── EXTRACTED ENTRIES ──

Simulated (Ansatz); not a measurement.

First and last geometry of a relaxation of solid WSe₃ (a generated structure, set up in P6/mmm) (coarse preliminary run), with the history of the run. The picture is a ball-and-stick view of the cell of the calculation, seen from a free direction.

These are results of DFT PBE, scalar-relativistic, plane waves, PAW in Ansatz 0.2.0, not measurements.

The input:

───

The records need to be copied exactly, with no line left out.

YOUR RESPONSE:
Simulated (Ansatz); not a measurement.

First and last geometry of a relaxation of solid WSe₃ (a generated structure, set up in P6/mmm) (coarse preliminary run), with the history of the run. The picture is a ball-and-stick view of the cell of the calculation, seen from a free direction.

These are results of DFT PBE, scalar-relativistic, plane waves, PAW in Ansatz 0.2.0, not measurements.

The input:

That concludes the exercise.